*** Information supplied ***

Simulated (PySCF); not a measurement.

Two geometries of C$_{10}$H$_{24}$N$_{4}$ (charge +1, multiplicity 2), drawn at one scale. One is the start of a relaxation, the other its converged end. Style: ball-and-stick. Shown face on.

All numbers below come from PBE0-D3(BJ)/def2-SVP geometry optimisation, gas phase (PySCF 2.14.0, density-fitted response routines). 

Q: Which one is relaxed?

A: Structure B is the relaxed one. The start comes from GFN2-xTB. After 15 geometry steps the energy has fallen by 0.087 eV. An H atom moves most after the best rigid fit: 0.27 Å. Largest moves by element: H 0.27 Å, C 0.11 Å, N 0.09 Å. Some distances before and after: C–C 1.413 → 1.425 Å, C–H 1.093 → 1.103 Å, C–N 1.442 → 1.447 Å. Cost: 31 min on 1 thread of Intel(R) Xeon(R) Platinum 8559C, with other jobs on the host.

*** End of Information supplied ***

▶ _Assignment_
The expected output is the exact run of lines from the start of the entries through the line with "Q: Which one is relaxed?", inclusive.

▶ _Answer area_
Simulated (PySCF); not a measurement.

Two geometries of C$_{10}$H$_{24}$N$_{4}$ (charge +1, multiplicity 2), drawn at one scale. One is the start of a relaxation, the other its converged end. Style: ball-and-stick. Shown face on.

All numbers below come from PBE0-D3(BJ)/def2-SVP geometry optimisation, gas phase (PySCF 2.14.0, density-fitted response routines). 

Q: Which one is relaxed?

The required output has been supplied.